☆ ☆ ☆

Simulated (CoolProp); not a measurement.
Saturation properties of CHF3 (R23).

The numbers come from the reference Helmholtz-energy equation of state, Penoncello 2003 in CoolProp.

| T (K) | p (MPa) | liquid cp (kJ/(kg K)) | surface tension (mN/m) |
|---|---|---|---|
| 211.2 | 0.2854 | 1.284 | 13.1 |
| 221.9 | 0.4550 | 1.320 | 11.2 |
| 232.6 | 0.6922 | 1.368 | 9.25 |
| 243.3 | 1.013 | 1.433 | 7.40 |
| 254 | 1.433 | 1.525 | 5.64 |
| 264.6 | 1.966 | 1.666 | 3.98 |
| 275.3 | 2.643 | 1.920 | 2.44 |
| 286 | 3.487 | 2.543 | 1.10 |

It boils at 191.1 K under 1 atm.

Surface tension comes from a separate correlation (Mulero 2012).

☆ ☆ ☆

Activity
Write the listing out again so that nothing in it differs from the original.

Task response
Simulated (CoolProp); not a measurement.
Saturation properties of CHF3 (R23).

The numbers come from the reference Helmholtz-energy equation of state, Penoncello 2003 in CoolProp.

| T (K) | p (MPa) | liquid cp (kJ/(kg K)) | surface tension (mN/m) |
|---|---|---|---|
| 211.2 | 0.2854 | 1.284 | 13.1 |
| 221.9 | 0.4550 | 1.320 | 11.2 |
| 232.6 | 0.6922 | 1.368 | 9.25 |
| 243.3 | 1.013 | 1.433 | 7.40 |
| 254 | 1.433 | 1.525 | 5.64 |
| 264.6 | 1.966 | 1.666 | 3.98 |
| 275.3 | 2.643 | 1.920 | 2.44 |
| 286 | 3.487 | 2.543 | 1.10 |

It boils at 191.1 K under 1 atm.

Surface tension comes from a separate correlation (Mulero 2012).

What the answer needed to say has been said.